◆ REQUIREMENT ◆
Beginning with the line that contains "Property | Result |" in the material below, print each line exactly until the line that contains "spin polarisation |" has been printed, then stop.

'''

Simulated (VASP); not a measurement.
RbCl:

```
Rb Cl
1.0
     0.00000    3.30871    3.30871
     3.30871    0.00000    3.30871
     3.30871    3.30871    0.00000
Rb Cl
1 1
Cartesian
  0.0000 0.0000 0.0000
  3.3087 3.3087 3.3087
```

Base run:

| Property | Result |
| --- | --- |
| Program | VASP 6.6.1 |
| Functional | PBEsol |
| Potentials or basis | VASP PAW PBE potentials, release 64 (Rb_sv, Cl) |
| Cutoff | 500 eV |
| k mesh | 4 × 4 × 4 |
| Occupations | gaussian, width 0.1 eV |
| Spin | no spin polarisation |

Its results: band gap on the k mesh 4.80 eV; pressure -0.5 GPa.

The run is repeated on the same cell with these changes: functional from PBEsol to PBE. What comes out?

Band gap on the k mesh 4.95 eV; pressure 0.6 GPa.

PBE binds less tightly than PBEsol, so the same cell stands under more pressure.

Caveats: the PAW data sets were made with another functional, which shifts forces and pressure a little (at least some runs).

'''

◆ TASK RESULT ◆
| Property | Result |
| --- | --- |
| Program | VASP 6.6.1 |
| Functional | PBEsol |
| Potentials or basis | VASP PAW PBE potentials, release 64 (Rb_sv, Cl) |
| Cutoff | 500 eV |
| k mesh | 4 × 4 × 4 |
| Occupations | gaussian, width 0.1 eV |
| Spin | no spin polarisation |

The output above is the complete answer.